# # # # #

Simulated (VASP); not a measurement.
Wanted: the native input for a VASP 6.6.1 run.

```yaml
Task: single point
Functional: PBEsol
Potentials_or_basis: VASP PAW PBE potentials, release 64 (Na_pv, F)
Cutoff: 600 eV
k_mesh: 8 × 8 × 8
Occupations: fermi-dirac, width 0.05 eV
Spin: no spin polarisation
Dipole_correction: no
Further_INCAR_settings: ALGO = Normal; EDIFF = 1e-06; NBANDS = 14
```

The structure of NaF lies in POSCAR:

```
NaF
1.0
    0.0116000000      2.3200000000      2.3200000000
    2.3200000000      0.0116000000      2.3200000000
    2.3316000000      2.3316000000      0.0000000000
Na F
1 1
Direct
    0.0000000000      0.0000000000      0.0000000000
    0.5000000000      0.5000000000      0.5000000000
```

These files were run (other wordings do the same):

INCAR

# # # # #

## REQUIRED ACTION
What do the lines above say from the one containing "The structure of" down to the one containing "These files were"? Return them exactly, both end lines included, and only them.

## WRITTEN SOLUTION
The structure of NaF lies in POSCAR:

```
NaF
1.0
    0.0116000000      2.3200000000      2.3200000000
    2.3200000000      0.0116000000      2.3200000000
    2.3316000000      2.3316000000      0.0000000000
Na F
1 1
Direct
    0.0000000000      0.0000000000      0.0000000000
    0.5000000000      0.5000000000      0.5000000000
```

These files were run (other wordings do the same):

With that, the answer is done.